ASSIGNMENT:
Please repeat exactly the lines below from the one containing "Level of theory: DFT" down to the one containing "Task: Is it a good guess?", both included, and nothing else.

─── DATA UNDER STUDY ───

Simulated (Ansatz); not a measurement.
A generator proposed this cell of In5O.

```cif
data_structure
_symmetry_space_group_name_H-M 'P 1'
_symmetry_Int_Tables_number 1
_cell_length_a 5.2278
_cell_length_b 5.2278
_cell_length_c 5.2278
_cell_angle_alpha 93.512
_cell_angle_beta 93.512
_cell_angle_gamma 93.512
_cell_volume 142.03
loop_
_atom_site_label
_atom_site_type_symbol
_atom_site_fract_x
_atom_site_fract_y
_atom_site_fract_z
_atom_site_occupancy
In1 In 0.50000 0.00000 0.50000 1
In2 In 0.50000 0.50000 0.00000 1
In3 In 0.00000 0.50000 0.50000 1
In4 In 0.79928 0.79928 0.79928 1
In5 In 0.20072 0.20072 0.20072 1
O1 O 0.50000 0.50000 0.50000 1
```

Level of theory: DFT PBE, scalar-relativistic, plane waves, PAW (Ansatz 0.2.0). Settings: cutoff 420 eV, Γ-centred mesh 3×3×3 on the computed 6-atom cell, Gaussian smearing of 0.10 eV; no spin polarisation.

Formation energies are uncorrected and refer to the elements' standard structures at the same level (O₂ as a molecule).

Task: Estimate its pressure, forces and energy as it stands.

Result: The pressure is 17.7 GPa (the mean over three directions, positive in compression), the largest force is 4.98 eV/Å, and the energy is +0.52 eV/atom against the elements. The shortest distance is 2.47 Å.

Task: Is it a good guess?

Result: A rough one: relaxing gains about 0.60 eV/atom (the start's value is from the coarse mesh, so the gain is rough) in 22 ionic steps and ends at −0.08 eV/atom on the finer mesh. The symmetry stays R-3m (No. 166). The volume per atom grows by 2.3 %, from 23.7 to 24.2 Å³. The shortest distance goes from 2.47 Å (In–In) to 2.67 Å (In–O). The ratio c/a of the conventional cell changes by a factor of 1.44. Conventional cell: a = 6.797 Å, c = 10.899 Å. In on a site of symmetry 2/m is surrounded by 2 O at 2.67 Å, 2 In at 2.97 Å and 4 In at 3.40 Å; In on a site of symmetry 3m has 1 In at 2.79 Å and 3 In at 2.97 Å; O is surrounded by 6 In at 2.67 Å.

───

EXERCISE RESULT:
Level of theory: DFT PBE, scalar-relativistic, plane waves, PAW (Ansatz 0.2.0). Settings: cutoff 420 eV, Γ-centred mesh 3×3×3 on the computed 6-atom cell, Gaussian smearing of 0.10 eV; no spin polarisation.

Formation energies are uncorrected and refer to the elements' standard structures at the same level (O₂ as a molecule).

Task: Estimate its pressure, forces and energy as it stands.

Result: The pressure is 17.7 GPa (the mean over three directions, positive in compression), the largest force is 4.98 eV/Å, and the energy is +0.52 eV/atom against the elements. The shortest distance is 2.47 Å.

Task: Is it a good guess?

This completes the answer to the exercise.